>>>
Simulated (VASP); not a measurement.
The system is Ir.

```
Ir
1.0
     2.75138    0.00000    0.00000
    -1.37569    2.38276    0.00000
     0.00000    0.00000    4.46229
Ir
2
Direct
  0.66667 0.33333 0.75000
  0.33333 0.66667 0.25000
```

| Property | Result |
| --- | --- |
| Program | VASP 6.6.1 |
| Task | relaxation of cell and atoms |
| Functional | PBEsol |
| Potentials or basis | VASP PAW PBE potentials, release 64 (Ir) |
<<<

ASSIGNED TASK: Type out the whole listing above again, exactly as it stands.

WRITTEN RESPONSE:
Simulated (VASP); not a measurement.
The system is Ir.

```
Ir
1.0
     2.75138    0.00000    0.00000
    -1.37569    2.38276    0.00000
     0.00000    0.00000    4.46229
Ir
2
Direct
  0.66667 0.33333 0.75000
  0.33333 0.66667 0.25000
```

| Property | Result |
| --- | --- |
| Program | VASP 6.6.1 |
| Task | relaxation of cell and atoms |
| Functional | PBEsol |
| Potentials or basis | VASP PAW PBE potentials, release 64 (Ir) |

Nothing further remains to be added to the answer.